▸ **Work request**
Write each line out a second time, exactly as shown below.

***** Extracted records

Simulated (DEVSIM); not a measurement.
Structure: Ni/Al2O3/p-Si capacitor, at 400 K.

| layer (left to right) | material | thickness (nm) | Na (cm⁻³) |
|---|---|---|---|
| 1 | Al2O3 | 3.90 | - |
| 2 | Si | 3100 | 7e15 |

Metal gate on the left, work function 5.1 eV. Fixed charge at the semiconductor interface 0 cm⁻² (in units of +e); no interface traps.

**********

▸ **Exercise response**
Simulated (DEVSIM); not a measurement.
Structure: Ni/Al2O3/p-Si capacitor, at 400 K.

| layer (left to right) | material | thickness (nm) | Na (cm⁻³) |
|---|---|---|---|
| 1 | Al2O3 | 3.90 | - |
| 2 | Si | 3100 | 7e15 |

Metal gate on the left, work function 5.1 eV. Fixed charge at the semiconductor interface 0 cm⁻² (in units of +e); no interface traps.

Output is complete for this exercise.